- [DATA RECORDS]
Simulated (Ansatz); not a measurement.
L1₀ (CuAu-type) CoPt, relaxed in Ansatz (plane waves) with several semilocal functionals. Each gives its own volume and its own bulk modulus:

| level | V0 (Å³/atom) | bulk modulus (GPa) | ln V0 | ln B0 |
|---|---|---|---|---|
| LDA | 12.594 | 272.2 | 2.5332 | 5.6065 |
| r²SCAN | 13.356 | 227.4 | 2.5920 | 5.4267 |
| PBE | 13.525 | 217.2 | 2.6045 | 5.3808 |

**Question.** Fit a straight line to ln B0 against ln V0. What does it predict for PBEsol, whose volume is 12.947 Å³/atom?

- [ACTIVITY] From the entries above, restate word for word the lines from the line containing "2.5332 | 5.6065 |" to the line containing "2.6045 | 5.3808 |", both ends included, and nothing more.

- [WORKED SOLUTION]
| LDA | 12.594 | 272.2 | 2.5332 | 5.6065 |
| r²SCAN | 13.356 | 227.4 | 2.5920 | 5.4267 |
| PBE | 13.525 | 217.2 | 2.6045 | 5.3808 |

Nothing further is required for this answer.